REQUIREMENT:
Among the entries below, only the lines starting at the one with "This isn't the" and ending at the one with "It took 3.6", both included, are to be printed exactly.

INFORMATION SUPPLIED:
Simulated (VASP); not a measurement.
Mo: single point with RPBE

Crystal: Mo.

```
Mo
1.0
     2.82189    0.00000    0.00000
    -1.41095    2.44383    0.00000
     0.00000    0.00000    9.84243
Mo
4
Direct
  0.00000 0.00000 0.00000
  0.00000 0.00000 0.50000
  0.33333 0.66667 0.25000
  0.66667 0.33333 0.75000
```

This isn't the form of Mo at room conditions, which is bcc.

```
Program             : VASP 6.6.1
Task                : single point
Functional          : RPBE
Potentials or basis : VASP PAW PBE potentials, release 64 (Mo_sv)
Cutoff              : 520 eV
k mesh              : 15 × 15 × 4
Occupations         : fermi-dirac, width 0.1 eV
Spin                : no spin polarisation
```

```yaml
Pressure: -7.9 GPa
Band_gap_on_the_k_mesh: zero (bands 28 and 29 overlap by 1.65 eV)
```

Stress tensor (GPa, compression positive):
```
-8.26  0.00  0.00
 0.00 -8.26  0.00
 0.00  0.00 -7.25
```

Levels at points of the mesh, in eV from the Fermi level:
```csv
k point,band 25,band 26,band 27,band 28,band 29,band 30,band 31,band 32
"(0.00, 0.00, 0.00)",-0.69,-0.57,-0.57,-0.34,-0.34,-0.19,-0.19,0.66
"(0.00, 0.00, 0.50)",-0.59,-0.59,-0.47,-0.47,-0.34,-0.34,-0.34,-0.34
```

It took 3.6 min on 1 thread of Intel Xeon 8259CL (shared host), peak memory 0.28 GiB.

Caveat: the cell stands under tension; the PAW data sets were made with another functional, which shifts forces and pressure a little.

PROBLEM SOLUTION:
This isn't the form of Mo at room conditions, which is bcc.

```
Program             : VASP 6.6.1
Task                : single point
Functional          : RPBE
Potentials or basis : VASP PAW PBE potentials, release 64 (Mo_sv)
Cutoff              : 520 eV
k mesh              : 15 × 15 × 4
Occupations         : fermi-dirac, width 0.1 eV
Spin                : no spin polarisation
```

```yaml
Pressure: -7.9 GPa
Band_gap_on_the_k_mesh: zero (bands 28 and 29 overlap by 1.65 eV)
```

Stress tensor (GPa, compression positive):
```
-8.26  0.00  0.00
 0.00 -8.26  0.00
 0.00  0.00 -7.25
```

Levels at points of the mesh, in eV from the Fermi level:
```csv
k point,band 25,band 26,band 27,band 28,band 29,band 30,band 31,band 32
"(0.00, 0.00, 0.00)",-0.69,-0.57,-0.57,-0.34,-0.34,-0.19,-0.19,0.66
"(0.00, 0.00, 0.50)",-0.59,-0.59,-0.47,-0.47,-0.34,-0.34,-0.34,-0.34
```

It took 3.6 min on 1 thread of Intel Xeon 8259CL (shared host), peak memory 0.28 GiB.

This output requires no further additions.